===
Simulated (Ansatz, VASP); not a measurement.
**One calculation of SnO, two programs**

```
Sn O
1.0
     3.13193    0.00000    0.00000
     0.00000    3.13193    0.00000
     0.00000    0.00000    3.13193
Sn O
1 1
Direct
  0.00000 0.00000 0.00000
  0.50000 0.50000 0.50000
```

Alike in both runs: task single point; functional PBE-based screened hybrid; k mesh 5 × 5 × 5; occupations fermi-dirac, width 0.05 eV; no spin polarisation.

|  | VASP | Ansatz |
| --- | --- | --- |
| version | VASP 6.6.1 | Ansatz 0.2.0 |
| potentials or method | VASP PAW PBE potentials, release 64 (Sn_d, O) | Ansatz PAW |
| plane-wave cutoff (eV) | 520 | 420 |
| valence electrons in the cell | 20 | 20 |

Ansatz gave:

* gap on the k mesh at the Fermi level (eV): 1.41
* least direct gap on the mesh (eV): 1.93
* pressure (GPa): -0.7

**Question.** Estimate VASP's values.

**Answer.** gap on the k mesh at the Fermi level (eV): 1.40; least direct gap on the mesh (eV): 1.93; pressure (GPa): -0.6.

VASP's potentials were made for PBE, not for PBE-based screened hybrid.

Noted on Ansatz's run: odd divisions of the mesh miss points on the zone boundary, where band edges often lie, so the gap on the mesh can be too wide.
===

Please reply with an exact copy of the lines above, starting at the first and ending at the line that holds "level (eV): 1.41".

Simulated (Ansatz, VASP); not a measurement.
**One calculation of SnO, two programs**

```
Sn O
1.0
     3.13193    0.00000    0.00000
     0.00000    3.13193    0.00000
     0.00000    0.00000    3.13193
Sn O
1 1
Direct
  0.00000 0.00000 0.00000
  0.50000 0.50000 0.50000
```

Alike in both runs: task single point; functional PBE-based screened hybrid; k mesh 5 × 5 × 5; occupations fermi-dirac, width 0.05 eV; no spin polarisation.

|  | VASP | Ansatz |
| --- | --- | --- |
| version | VASP 6.6.1 | Ansatz 0.2.0 |
| potentials or method | VASP PAW PBE potentials, release 64 (Sn_d, O) | Ansatz PAW |
| plane-wave cutoff (eV) | 520 | 420 |
| valence electrons in the cell | 20 | 20 |

Ansatz gave:

* gap on the k mesh at the Fermi level (eV): 1.41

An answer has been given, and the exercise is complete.